#### [Work task]
Set down word for word each line from the start of the listing through the line that contains "Method: PBE-D3(BJ)/def2-TZVPD in PySCF.", both included.

━━━━
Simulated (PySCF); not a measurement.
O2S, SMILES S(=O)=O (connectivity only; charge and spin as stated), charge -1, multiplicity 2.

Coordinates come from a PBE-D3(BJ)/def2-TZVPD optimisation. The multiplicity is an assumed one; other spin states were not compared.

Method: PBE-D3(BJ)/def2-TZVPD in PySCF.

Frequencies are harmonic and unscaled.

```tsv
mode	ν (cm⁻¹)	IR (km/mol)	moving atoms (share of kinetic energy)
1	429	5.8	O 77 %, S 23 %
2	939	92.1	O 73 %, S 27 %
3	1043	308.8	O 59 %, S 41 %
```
━━━━

#### [Exercise answer]
Simulated (PySCF); not a measurement.
O2S, SMILES S(=O)=O (connectivity only; charge and spin as stated), charge -1, multiplicity 2.

Coordinates come from a PBE-D3(BJ)/def2-TZVPD optimisation. The multiplicity is an assumed one; other spin states were not compared.

Method: PBE-D3(BJ)/def2-TZVPD in PySCF.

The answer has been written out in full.